DATA EXTRACTS →
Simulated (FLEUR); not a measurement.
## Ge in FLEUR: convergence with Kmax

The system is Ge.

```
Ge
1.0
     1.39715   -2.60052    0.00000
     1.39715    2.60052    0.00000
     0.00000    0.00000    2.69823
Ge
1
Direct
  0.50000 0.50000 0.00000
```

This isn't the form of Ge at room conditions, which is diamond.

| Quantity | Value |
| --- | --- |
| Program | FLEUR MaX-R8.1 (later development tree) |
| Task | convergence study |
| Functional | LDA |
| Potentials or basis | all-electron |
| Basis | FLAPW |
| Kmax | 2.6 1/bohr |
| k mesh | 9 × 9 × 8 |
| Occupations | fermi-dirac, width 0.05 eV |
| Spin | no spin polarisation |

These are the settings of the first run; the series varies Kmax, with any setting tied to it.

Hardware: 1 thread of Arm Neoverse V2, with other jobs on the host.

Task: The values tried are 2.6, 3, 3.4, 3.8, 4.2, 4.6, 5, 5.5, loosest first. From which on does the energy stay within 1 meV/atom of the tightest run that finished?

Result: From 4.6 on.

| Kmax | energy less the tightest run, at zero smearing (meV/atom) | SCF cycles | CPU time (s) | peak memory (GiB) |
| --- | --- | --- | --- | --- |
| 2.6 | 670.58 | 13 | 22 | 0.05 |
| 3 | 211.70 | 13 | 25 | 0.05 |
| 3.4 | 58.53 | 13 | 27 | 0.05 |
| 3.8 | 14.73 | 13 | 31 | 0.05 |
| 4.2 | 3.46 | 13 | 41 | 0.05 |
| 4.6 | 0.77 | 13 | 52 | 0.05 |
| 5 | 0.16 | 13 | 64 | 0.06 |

ACTION ITEM →
Set down the entries above once more, verbatim.

WRITTEN SOLUTION →
Simulated (FLEUR); not a measurement.
## Ge in FLEUR: convergence with Kmax

The system is Ge.

```
Ge
1.0
     1.39715   -2.60052    0.00000
     1.39715    2.60052    0.00000
     0.00000    0.00000    2.69823
Ge
1
Direct
  0.50000 0.50000 0.00000
```

This isn't the form of Ge at room conditions, which is diamond.

| Quantity | Value |
| --- | --- |
| Program | FLEUR MaX-R8.1 (later development tree) |
| Task | convergence study |
| Functional | LDA |
| Potentials or basis | all-electron |
| Basis | FLAPW |
| Kmax | 2.6 1/bohr |
| k mesh | 9 × 9 × 8 |
| Occupations | fermi-dirac, width 0.05 eV |
| Spin | no spin polarisation |

These are the settings of the first run; the series varies Kmax, with any setting tied to it.

Hardware: 1 thread of Arm Neoverse V2, with other jobs on the host.

Task: The values tried are 2.6, 3, 3.4, 3.8, 4.2, 4.6, 5, 5.5, loosest first. From which on does the energy stay within 1 meV/atom of the tightest run that finished?

Result: From 4.6 on.

| Kmax | energy less the tightest run, at zero smearing (meV/atom) | SCF cycles | CPU time (s) | peak memory (GiB) |
| --- | --- | --- | --- | --- |
| 2.6 | 670.58 | 13 | 22 | 0.05 |
| 3 | 211.70 | 13 | 25 | 0.05 |
| 3.4 | 58.53 | 13 | 27 | 0.05 |
| 3.8 | 14.73 | 13 | 31 | 0.05 |
| 4.2 | 3.46 | 13 | 41 | 0.05 |
| 4.6 | 0.77 | 13 | 52 | 0.05 |
| 5 | 0.16 | 13 | 64 | 0.06 |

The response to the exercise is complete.